* **TASK ITEM**:
Output all entries below exactly as they are given.

* **DATA SECTION**:
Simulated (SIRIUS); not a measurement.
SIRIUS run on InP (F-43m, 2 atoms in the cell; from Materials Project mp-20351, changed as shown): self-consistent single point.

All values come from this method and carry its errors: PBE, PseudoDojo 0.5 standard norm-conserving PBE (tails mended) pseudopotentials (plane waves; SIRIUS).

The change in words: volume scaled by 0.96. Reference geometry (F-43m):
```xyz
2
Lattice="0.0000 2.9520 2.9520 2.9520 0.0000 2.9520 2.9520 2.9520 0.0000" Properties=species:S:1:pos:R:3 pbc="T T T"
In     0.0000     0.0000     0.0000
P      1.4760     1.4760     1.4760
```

* **EXERCISE ANSWER**:
Simulated (SIRIUS); not a measurement.
SIRIUS run on InP (F-43m, 2 atoms in the cell; from Materials Project mp-20351, changed as shown): self-consistent single point.

All values come from this method and carry its errors: PBE, PseudoDojo 0.5 standard norm-conserving PBE (tails mended) pseudopotentials (plane waves; SIRIUS).

The change in words: volume scaled by 0.96. Reference geometry (F-43m):
```xyz
2
Lattice="0.0000 2.9520 2.9520 2.9520 0.0000 2.9520 2.9520 2.9520 0.0000" Properties=species:S:1:pos:R:3 pbc="T T T"
In     0.0000     0.0000     0.0000
P      1.4760     1.4760     1.4760
```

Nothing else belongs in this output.